Raw data:
● ● ● ● ● ● ●
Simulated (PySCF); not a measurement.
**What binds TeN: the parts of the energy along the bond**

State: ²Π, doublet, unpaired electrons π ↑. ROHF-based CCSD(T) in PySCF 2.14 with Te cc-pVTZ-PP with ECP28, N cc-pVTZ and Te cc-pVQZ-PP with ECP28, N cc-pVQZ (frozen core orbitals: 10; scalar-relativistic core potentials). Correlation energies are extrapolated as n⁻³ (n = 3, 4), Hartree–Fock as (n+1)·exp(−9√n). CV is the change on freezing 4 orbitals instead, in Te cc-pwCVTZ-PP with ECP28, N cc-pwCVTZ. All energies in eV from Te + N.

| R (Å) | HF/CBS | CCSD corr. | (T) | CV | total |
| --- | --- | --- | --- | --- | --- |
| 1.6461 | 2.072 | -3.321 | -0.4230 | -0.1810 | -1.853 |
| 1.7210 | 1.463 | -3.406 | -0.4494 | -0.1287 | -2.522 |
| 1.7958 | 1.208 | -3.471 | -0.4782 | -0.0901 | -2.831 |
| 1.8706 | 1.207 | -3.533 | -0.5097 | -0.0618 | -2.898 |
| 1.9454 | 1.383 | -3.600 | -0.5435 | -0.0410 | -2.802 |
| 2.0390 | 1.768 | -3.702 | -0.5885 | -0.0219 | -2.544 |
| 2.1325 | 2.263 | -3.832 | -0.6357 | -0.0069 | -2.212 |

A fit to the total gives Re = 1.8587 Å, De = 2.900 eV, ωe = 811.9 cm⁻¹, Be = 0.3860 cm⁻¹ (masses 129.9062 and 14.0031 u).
● ● ● ● ● ● ●

Exercise:
Please give back, exactly as it stands above, the stretch from the line with "-0.1810 | -1.853 |" through the line with "-0.0069 | -2.212 |", and no line outside it.

Result:
| 1.6461 | 2.072 | -3.321 | -0.4230 | -0.1810 | -1.853 |
| 1.7210 | 1.463 | -3.406 | -0.4494 | -0.1287 | -2.522 |
| 1.7958 | 1.208 | -3.471 | -0.4782 | -0.0901 | -2.831 |
| 1.8706 | 1.207 | -3.533 | -0.5097 | -0.0618 | -2.898 |
| 1.9454 | 1.383 | -3.600 | -0.5435 | -0.0410 | -2.802 |
| 2.0390 | 1.768 | -3.702 | -0.5885 | -0.0219 | -2.544 |
| 2.1325 | 2.263 | -3.832 | -0.6357 | -0.0069 | -2.212 |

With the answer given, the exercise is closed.